[Action item] Once you reach the line containing "magnesium (Mg), ultrasoft, made" in the data below, restate each line word for word up to and including the one containing "Change: type RRKJ;".

[Recorded information]
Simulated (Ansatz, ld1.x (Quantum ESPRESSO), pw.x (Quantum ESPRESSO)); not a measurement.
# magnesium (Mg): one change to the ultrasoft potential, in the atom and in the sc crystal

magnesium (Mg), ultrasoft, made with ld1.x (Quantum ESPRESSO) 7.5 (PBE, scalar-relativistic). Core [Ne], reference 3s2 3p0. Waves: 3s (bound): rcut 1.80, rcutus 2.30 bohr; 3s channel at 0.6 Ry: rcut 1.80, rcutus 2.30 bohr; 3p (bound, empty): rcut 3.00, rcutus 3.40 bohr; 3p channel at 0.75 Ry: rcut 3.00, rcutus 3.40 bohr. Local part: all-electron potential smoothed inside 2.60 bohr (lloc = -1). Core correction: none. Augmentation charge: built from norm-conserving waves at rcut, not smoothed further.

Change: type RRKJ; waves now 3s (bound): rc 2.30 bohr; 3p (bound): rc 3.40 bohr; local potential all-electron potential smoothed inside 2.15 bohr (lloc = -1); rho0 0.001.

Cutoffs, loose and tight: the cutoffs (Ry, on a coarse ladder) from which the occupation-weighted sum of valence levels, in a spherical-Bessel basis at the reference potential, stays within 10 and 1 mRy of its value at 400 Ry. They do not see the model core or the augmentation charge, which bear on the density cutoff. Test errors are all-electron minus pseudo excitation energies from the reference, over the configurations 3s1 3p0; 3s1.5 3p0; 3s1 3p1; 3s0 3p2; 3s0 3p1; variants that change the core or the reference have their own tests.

[Exercise result]
magnesium (Mg), ultrasoft, made with ld1.x (Quantum ESPRESSO) 7.5 (PBE, scalar-relativistic). Core [Ne], reference 3s2 3p0. Waves: 3s (bound): rcut 1.80, rcutus 2.30 bohr; 3s channel at 0.6 Ry: rcut 1.80, rcutus 2.30 bohr; 3p (bound, empty): rcut 3.00, rcutus 3.40 bohr; 3p channel at 0.75 Ry: rcut 3.00, rcutus 3.40 bohr. Local part: all-electron potential smoothed inside 2.60 bohr (lloc = -1). Core correction: none. Augmentation charge: built from norm-conserving waves at rcut, not smoothed further.

Change: type RRKJ; waves now 3s (bound): rc 2.30 bohr; 3p (bound): rc 3.40 bohr; local potential all-electron potential smoothed inside 2.15 bohr (lloc = -1); rho0 0.001.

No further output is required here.